WORK ORDER:
Down to the final line, return the records unchanged.

☆ ☆ ☆

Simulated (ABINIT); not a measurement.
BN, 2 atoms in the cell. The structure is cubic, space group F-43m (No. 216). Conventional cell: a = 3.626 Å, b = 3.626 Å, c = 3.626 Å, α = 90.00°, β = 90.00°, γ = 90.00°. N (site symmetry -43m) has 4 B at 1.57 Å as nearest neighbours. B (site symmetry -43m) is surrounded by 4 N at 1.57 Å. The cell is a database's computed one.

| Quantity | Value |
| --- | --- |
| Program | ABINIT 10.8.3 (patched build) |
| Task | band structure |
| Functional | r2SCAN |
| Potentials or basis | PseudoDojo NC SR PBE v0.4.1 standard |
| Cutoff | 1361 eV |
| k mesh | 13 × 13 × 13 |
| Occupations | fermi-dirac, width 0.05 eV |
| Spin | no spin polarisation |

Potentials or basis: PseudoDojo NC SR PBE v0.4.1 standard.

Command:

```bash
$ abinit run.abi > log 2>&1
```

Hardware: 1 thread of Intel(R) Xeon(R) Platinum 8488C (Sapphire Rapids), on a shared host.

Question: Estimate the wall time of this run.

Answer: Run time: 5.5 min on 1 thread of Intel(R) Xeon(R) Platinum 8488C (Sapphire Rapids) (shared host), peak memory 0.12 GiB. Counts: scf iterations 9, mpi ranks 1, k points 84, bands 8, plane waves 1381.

☆ ☆ ☆

EXERCISE ANSWER:
Simulated (ABINIT); not a measurement.
BN, 2 atoms in the cell. The structure is cubic, space group F-43m (No. 216). Conventional cell: a = 3.626 Å, b = 3.626 Å, c = 3.626 Å, α = 90.00°, β = 90.00°, γ = 90.00°. N (site symmetry -43m) has 4 B at 1.57 Å as nearest neighbours. B (site symmetry -43m) is surrounded by 4 N at 1.57 Å. The cell is a database's computed one.

| Quantity | Value |
| --- | --- |
| Program | ABINIT 10.8.3 (patched build) |
| Task | band structure |
| Functional | r2SCAN |
| Potentials or basis | PseudoDojo NC SR PBE v0.4.1 standard |
| Cutoff | 1361 eV |
| k mesh | 13 × 13 × 13 |
| Occupations | fermi-dirac, width 0.05 eV |
| Spin | no spin polarisation |

Potentials or basis: PseudoDojo NC SR PBE v0.4.1 standard.

Command:

```bash
$ abinit run.abi > log 2>&1
```

Hardware: 1 thread of Intel(R) Xeon(R) Platinum 8488C (Sapphire Rapids), on a shared host.

Question: Estimate the wall time of this run.

Answer: Run time: 5.5 min on 1 thread of Intel(R) Xeon(R) Platinum 8488C (Sapphire Rapids) (shared host), peak memory 0.12 GiB. Counts: scf iterations 9, mpi ranks 1, k points 84, bands 8, plane waves 1381.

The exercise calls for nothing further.